· · · ·
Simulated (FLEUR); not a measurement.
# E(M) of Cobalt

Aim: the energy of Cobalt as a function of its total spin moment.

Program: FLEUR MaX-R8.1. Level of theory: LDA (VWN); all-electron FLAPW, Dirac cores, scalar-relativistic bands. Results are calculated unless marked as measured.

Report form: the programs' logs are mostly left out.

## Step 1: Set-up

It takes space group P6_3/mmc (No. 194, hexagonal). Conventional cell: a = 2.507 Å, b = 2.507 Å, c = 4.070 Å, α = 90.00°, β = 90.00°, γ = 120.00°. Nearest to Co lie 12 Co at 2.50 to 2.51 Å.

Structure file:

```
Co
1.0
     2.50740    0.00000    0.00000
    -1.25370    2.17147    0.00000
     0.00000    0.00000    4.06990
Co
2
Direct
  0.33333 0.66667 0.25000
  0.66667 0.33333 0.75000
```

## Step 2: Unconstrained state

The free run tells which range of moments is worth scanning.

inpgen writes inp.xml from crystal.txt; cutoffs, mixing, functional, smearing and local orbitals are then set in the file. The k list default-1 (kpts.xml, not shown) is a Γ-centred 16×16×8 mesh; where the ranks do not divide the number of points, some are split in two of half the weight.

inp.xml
· · · ·

> _WORK REQUEST_
Please reply with an exact copy of the lines above, starting at the first and ending at the line that holds "Report form: the".

> _WORKED SOLUTION_
Simulated (FLEUR); not a measurement.
# E(M) of Cobalt

Aim: the energy of Cobalt as a function of its total spin moment.

Program: FLEUR MaX-R8.1. Level of theory: LDA (VWN); all-electron FLAPW, Dirac cores, scalar-relativistic bands. Results are calculated unless marked as measured.

Report form: the programs' logs are mostly left out.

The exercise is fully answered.